Content starts
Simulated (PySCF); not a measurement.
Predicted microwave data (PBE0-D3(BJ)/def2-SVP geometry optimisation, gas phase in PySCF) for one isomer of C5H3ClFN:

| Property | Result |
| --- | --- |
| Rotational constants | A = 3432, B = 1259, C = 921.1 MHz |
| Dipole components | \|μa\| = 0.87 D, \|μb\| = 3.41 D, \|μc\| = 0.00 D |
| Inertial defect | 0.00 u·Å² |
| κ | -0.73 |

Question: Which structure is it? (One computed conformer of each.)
Content ends

◆ Activity
An exact copy of every record above is needed. Write it out word for word.

◆ Exercise solution
Simulated (PySCF); not a measurement.
Predicted microwave data (PBE0-D3(BJ)/def2-SVP geometry optimisation, gas phase in PySCF) for one isomer of C5H3ClFN:

| Property | Result |
| --- | --- |
| Rotational constants | A = 3432, B = 1259, C = 921.1 MHz |
| Dipole components | \|μa\| = 0.87 D, \|μb\| = 3.41 D, \|μc\| = 0.00 D |
| Inertial defect | 0.00 u·Å² |
| κ | -0.73 |

Question: Which structure is it? (One computed conformer of each.)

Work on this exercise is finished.